• RECORDS PROVIDED
------------------------------------------------

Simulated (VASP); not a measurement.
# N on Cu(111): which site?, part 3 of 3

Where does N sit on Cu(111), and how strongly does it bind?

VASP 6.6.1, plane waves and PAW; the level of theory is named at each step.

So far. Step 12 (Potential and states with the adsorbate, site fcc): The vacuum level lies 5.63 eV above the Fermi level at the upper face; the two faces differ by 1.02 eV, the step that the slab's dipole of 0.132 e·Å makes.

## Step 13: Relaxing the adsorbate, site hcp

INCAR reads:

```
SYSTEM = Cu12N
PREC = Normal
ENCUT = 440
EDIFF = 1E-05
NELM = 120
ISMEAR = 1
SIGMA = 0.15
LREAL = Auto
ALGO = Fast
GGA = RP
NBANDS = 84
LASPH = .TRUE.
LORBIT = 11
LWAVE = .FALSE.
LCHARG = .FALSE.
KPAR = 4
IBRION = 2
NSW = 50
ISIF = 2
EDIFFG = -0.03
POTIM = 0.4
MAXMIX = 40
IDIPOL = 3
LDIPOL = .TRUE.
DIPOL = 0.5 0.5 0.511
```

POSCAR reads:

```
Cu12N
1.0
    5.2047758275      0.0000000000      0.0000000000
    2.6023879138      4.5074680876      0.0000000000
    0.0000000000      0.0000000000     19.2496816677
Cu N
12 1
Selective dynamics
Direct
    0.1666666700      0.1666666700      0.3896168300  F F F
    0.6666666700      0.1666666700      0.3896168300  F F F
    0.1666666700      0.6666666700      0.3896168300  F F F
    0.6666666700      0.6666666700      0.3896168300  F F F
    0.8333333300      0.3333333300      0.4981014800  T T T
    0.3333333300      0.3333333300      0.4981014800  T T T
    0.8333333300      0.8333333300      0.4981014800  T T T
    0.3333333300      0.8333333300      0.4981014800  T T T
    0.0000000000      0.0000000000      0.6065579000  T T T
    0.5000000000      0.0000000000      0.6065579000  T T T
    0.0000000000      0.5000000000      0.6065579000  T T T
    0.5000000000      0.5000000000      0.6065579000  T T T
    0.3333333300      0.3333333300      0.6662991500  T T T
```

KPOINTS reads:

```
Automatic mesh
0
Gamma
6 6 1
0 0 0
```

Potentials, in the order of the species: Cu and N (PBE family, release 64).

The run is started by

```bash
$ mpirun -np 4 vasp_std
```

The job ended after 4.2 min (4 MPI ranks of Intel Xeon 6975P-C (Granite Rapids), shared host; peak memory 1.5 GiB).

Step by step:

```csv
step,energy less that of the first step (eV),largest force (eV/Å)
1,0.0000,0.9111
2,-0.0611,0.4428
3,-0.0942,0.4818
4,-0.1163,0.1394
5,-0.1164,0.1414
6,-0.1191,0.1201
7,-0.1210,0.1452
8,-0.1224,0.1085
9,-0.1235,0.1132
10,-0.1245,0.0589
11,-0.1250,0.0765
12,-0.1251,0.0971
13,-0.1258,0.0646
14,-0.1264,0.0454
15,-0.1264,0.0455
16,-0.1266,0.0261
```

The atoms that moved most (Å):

------------------------------------------------

• WORK REQUEST
Reproduce the entries above exactly, but only the lines between the line holding "# N on Cu(111): which site?, part 3 of 3" and the line holding "VASP 6.6.1, plane", inclusive.

• WRITTEN RESPONSE
# N on Cu(111): which site?, part 3 of 3

Where does N sit on Cu(111), and how strongly does it bind?

VASP 6.6.1, plane waves and PAW; the level of theory is named at each step.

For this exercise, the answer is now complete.